- [Action item] Copy out the entries below exactly as they stand, but only from the line containing "Errors of the" through the line containing "Question: Which method".

───── Data to examine ─────

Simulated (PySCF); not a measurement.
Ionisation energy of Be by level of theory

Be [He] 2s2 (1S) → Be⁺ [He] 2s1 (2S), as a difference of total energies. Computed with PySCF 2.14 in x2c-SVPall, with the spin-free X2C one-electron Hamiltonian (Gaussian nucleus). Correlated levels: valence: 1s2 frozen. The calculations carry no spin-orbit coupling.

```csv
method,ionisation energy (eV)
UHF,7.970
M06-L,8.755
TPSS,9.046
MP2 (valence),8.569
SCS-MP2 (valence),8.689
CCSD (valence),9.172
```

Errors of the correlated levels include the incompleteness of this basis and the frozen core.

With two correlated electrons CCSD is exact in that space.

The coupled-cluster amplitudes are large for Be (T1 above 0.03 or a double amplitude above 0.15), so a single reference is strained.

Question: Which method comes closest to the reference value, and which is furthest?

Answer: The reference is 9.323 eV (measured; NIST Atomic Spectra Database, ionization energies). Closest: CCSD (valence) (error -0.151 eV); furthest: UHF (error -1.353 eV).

─────

- [Exercise result]
Errors of the correlated levels include the incompleteness of this basis and the frozen core.

With two correlated electrons CCSD is exact in that space.

The coupled-cluster amplitudes are large for Be (T1 above 0.03 or a double amplitude above 0.15), so a single reference is strained.

Question: Which method comes closest to the reference value, and which is furthest?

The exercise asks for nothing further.